Extracted records:
- - - -

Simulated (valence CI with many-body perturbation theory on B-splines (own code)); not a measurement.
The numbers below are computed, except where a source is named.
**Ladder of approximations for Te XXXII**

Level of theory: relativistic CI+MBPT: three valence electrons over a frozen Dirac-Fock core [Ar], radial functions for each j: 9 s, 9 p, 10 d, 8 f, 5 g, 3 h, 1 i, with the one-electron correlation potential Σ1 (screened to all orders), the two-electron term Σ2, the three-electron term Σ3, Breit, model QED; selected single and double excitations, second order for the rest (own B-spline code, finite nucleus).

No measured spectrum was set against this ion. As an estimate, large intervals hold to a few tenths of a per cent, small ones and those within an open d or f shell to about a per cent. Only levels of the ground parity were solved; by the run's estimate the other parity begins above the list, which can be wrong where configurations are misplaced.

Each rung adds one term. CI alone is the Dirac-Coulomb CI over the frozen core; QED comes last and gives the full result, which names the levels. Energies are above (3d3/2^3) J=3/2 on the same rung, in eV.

- - - -

Exercise:
Give again, unchanged, the lines running from the top of the material above through the line that has "for Te XXXII**", and nothing more.

Result:
Simulated (valence CI with many-body perturbation theory on B-splines (own code)); not a measurement.
The numbers below are computed, except where a source is named.
**Ladder of approximations for Te XXXII**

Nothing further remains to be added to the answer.